• WORK TASK:
Return a word-for-word copy of the complete listing below.

---------------

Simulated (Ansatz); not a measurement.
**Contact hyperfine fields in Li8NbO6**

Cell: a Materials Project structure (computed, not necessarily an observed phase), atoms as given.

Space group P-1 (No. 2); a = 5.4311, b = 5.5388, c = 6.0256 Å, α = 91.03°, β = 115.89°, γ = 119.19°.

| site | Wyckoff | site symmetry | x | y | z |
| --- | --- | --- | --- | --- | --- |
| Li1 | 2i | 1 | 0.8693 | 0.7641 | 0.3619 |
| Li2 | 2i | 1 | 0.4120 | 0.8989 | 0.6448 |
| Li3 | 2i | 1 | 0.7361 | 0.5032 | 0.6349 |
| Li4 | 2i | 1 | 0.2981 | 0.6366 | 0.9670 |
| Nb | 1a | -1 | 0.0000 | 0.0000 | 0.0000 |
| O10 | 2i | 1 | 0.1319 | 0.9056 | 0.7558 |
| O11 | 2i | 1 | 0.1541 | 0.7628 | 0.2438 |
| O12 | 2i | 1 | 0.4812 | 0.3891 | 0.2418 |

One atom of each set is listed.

---------------

• WRITTEN ANSWER:
Simulated (Ansatz); not a measurement.
**Contact hyperfine fields in Li8NbO6**

Cell: a Materials Project structure (computed, not necessarily an observed phase), atoms as given.

Space group P-1 (No. 2); a = 5.4311, b = 5.5388, c = 6.0256 Å, α = 91.03°, β = 115.89°, γ = 119.19°.

| site | Wyckoff | site symmetry | x | y | z |
| --- | --- | --- | --- | --- | --- |
| Li1 | 2i | 1 | 0.8693 | 0.7641 | 0.3619 |
| Li2 | 2i | 1 | 0.4120 | 0.8989 | 0.6448 |
| Li3 | 2i | 1 | 0.7361 | 0.5032 | 0.6349 |
| Li4 | 2i | 1 | 0.2981 | 0.6366 | 0.9670 |
| Nb | 1a | -1 | 0.0000 | 0.0000 | 0.0000 |
| O10 | 2i | 1 | 0.1319 | 0.9056 | 0.7558 |
| O11 | 2i | 1 | 0.1541 | 0.7628 | 0.2438 |
| O12 | 2i | 1 | 0.4812 | 0.3891 | 0.2418 |

One atom of each set is listed.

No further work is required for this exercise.